Work instruction — Here are the records. Write out exactly the lines between the one holding "-15.7 | -0.41 |" and the one holding "Problem. Which rows come closest in De?", inclusive.

··· Record set
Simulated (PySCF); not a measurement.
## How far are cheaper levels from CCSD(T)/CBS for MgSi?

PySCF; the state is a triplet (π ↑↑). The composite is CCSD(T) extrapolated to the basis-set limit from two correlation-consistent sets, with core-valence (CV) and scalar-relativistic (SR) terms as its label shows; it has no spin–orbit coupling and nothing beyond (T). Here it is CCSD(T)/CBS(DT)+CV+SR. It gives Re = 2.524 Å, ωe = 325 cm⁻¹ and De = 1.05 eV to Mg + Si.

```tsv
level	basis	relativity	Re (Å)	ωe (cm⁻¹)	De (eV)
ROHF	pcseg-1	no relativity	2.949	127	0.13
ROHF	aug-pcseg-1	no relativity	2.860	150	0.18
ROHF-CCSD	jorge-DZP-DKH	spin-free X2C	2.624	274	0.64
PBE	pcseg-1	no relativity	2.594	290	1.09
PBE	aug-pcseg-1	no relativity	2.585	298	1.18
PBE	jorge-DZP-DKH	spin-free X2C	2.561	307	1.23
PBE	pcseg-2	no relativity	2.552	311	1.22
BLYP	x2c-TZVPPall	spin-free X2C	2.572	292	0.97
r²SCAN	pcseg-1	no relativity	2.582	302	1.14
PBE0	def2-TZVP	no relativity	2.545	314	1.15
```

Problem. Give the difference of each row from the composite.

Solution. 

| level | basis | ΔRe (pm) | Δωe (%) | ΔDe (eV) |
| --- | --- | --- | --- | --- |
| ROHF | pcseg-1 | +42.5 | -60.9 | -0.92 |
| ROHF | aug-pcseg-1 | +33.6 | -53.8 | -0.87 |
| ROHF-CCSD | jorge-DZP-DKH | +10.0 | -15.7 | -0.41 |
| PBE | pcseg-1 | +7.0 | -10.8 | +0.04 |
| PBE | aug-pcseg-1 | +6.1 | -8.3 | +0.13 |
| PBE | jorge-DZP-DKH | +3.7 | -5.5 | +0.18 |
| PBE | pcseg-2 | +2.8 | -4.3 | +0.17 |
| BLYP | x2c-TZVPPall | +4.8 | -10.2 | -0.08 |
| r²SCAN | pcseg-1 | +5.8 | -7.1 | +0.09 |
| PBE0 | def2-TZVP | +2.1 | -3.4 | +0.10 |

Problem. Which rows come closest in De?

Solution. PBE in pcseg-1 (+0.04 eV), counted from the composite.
······

Your response —
| ROHF-CCSD | jorge-DZP-DKH | +10.0 | -15.7 | -0.41 |
| PBE | pcseg-1 | +7.0 | -10.8 | +0.04 |
| PBE | aug-pcseg-1 | +6.1 | -8.3 | +0.13 |
| PBE | jorge-DZP-DKH | +3.7 | -5.5 | +0.18 |
| PBE | pcseg-2 | +2.8 | -4.3 | +0.17 |
| BLYP | x2c-TZVPPall | +4.8 | -10.2 | -0.08 |
| r²SCAN | pcseg-1 | +5.8 | -7.1 | +0.09 |
| PBE0 | def2-TZVP | +2.1 | -3.4 | +0.10 |

Problem. Which rows come closest in De?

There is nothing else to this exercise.